Provided material
▬▬▬▬▬▬
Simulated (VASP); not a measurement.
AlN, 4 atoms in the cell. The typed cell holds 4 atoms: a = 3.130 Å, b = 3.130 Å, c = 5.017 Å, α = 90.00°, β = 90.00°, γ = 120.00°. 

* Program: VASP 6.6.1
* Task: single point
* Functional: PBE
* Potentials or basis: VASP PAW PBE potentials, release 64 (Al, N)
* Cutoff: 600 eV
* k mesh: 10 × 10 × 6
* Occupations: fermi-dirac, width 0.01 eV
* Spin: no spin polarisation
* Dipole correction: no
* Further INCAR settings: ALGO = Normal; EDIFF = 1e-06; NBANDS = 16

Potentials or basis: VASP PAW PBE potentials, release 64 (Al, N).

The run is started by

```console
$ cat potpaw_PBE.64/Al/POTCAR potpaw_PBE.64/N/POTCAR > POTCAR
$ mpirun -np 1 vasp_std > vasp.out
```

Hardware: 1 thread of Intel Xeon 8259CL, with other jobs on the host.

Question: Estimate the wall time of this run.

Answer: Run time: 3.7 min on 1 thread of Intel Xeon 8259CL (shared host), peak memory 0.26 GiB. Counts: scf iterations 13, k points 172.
▬▬▬▬▬▬

Exercise
Please give back only the lines between the first line of the entries and the line with "Question: Estimate the wall time of this run.", both ends included, word for word.

Written answer
Simulated (VASP); not a measurement.
AlN, 4 atoms in the cell. The typed cell holds 4 atoms: a = 3.130 Å, b = 3.130 Å, c = 5.017 Å, α = 90.00°, β = 90.00°, γ = 120.00°. 

* Program: VASP 6.6.1
* Task: single point
* Functional: PBE
* Potentials or basis: VASP PAW PBE potentials, release 64 (Al, N)
* Cutoff: 600 eV
* k mesh: 10 × 10 × 6
* Occupations: fermi-dirac, width 0.01 eV
* Spin: no spin polarisation
* Dipole correction: no
* Further INCAR settings: ALGO = Normal; EDIFF = 1e-06; NBANDS = 16

Potentials or basis: VASP PAW PBE potentials, release 64 (Al, N).

The run is started by

```console
$ cat potpaw_PBE.64/Al/POTCAR potpaw_PBE.64/N/POTCAR > POTCAR
$ mpirun -np 1 vasp_std > vasp.out
```

Hardware: 1 thread of Intel Xeon 8259CL, with other jobs on the host.

Question: Estimate the wall time of this run.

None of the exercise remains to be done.